Content starts

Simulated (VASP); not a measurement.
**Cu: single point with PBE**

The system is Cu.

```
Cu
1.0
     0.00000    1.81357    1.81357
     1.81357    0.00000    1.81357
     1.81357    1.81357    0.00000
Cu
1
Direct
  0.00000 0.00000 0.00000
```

Content ends

▸ **WORK ORDER**:
Keeping every line exactly as it is, retype the entries shown above.

▸ **RESULT**:
Simulated (VASP); not a measurement.
**Cu: single point with PBE**

The system is Cu.

```
Cu
1.0
     0.00000    1.81357    1.81357
     1.81357    0.00000    1.81357
     1.81357    1.81357    0.00000
Cu
1
Direct
  0.00000 0.00000 0.00000
```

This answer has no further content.